-- Data to examine follows --

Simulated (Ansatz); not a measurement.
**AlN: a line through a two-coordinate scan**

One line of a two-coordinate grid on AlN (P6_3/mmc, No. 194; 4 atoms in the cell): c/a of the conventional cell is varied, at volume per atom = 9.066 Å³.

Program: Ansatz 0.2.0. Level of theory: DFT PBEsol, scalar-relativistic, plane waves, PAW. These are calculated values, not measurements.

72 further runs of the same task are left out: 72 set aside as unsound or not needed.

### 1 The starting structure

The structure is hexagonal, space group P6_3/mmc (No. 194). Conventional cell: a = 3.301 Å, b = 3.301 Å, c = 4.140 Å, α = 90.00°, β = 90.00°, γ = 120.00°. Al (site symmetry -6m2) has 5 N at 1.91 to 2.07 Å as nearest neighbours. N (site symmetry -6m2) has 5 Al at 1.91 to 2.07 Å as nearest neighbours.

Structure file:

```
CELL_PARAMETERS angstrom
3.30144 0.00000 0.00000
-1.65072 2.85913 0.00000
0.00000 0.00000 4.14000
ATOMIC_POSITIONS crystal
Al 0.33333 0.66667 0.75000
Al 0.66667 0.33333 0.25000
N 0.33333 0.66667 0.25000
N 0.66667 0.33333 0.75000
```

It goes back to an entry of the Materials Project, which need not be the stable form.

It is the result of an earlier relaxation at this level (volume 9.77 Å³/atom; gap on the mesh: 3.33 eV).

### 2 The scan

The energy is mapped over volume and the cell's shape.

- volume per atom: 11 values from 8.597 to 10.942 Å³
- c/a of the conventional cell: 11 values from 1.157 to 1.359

-- Data to examine concluded --

Work order =
What's wanted here is every record, retyped exactly as shown above.

Exercise solution =
Simulated (Ansatz); not a measurement.
**AlN: a line through a two-coordinate scan**

One line of a two-coordinate grid on AlN (P6_3/mmc, No. 194; 4 atoms in the cell): c/a of the conventional cell is varied, at volume per atom = 9.066 Å³.

Program: Ansatz 0.2.0. Level of theory: DFT PBEsol, scalar-relativistic, plane waves, PAW. These are calculated values, not measurements.

72 further runs of the same task are left out: 72 set aside as unsound or not needed.

### 1 The starting structure

The structure is hexagonal, space group P6_3/mmc (No. 194). Conventional cell: a = 3.301 Å, b = 3.301 Å, c = 4.140 Å, α = 90.00°, β = 90.00°, γ = 120.00°. Al (site symmetry -6m2) has 5 N at 1.91 to 2.07 Å as nearest neighbours. N (site symmetry -6m2) has 5 Al at 1.91 to 2.07 Å as nearest neighbours.

Structure file:

```
CELL_PARAMETERS angstrom
3.30144 0.00000 0.00000
-1.65072 2.85913 0.00000
0.00000 0.00000 4.14000
ATOMIC_POSITIONS crystal
Al 0.33333 0.66667 0.75000
Al 0.66667 0.33333 0.25000
N 0.33333 0.66667 0.25000
N 0.66667 0.33333 0.75000
```

It goes back to an entry of the Materials Project, which need not be the stable form.

It is the result of an earlier relaxation at this level (volume 9.77 Å³/atom; gap on the mesh: 3.33 eV).

### 2 The scan

The energy is mapped over volume and the cell's shape.

- volume per atom: 11 values from 8.597 to 10.942 Å³
- c/a of the conventional cell: 11 values from 1.157 to 1.359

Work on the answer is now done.